BRIEF:
Print the first line of the records below and every line after it, up to and including the line with "D. RuCl₂ (quintet)". Print nothing else.

SOURCE DATA section start

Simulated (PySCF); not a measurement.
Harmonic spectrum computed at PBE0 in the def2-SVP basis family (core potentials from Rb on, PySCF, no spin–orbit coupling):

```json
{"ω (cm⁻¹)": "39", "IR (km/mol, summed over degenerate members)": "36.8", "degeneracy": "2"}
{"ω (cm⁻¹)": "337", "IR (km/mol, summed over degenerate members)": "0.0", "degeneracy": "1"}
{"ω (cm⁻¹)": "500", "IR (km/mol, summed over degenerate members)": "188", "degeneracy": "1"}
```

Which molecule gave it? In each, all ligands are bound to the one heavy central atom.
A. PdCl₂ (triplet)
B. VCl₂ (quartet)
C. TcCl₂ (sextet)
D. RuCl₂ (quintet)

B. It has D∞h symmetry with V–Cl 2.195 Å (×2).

SOURCE DATA section end

RESPONSE BOX:
Simulated (PySCF); not a measurement.
Harmonic spectrum computed at PBE0 in the def2-SVP basis family (core potentials from Rb on, PySCF, no spin–orbit coupling):

```json
{"ω (cm⁻¹)": "39", "IR (km/mol, summed over degenerate members)": "36.8", "degeneracy": "2"}
{"ω (cm⁻¹)": "337", "IR (km/mol, summed over degenerate members)": "0.0", "degeneracy": "1"}
{"ω (cm⁻¹)": "500", "IR (km/mol, summed over degenerate members)": "188", "degeneracy": "1"}
```

Which molecule gave it? In each, all ligands are bound to the one heavy central atom.
A. PdCl₂ (triplet)
B. VCl₂ (quartet)
C. TcCl₂ (sextet)
D. RuCl₂ (quintet)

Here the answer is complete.